[Brief]
Your output should be the lines of the entries below, exactly, from the first one through the line that holds "## Step 1: The starting structure".

[Extracted entries]
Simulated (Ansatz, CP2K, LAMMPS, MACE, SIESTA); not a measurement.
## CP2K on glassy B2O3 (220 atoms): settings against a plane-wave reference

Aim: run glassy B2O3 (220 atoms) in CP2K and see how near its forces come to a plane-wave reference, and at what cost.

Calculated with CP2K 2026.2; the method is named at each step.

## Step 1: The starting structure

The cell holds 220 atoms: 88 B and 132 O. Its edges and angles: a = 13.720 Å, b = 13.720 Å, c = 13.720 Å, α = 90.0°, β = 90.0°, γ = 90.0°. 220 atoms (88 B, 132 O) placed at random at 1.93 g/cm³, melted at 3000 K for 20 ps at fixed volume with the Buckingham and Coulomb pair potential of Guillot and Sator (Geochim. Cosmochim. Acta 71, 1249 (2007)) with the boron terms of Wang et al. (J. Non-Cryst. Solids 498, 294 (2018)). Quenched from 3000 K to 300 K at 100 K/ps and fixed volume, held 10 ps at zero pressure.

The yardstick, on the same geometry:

[Task result]
Simulated (Ansatz, CP2K, LAMMPS, MACE, SIESTA); not a measurement.
## CP2K on glassy B2O3 (220 atoms): settings against a plane-wave reference

Aim: run glassy B2O3 (220 atoms) in CP2K and see how near its forces come to a plane-wave reference, and at what cost.

Calculated with CP2K 2026.2; the method is named at each step.

## Step 1: The starting structure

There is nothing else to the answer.